#####

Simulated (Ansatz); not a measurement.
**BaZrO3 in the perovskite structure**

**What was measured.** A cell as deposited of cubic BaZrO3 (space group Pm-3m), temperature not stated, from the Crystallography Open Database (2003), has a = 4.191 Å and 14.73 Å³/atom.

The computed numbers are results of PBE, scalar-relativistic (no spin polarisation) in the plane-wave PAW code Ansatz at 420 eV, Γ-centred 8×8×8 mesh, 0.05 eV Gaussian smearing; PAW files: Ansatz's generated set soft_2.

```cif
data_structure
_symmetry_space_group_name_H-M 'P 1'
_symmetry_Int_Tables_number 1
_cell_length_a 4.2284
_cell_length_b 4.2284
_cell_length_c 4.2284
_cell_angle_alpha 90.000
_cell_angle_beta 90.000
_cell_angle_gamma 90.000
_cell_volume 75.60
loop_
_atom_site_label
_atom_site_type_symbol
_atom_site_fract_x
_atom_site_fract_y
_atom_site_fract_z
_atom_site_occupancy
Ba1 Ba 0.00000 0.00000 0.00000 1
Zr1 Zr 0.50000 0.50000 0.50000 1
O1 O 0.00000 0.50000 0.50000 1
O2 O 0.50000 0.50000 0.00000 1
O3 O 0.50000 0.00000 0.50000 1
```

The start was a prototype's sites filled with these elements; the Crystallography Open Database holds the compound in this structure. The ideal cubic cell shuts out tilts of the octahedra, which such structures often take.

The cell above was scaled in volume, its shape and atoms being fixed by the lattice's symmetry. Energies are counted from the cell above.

#####

WORK ITEM:
Search the listing above for the lines with "the perovskite structure**" and "and 14.73 Å³/atom.", then output those lines and all lines between them exactly.

TASK RESULT:
**BaZrO3 in the perovskite structure**

**What was measured.** A cell as deposited of cubic BaZrO3 (space group Pm-3m), temperature not stated, from the Crystallography Open Database (2003), has a = 4.191 Å and 14.73 Å³/atom.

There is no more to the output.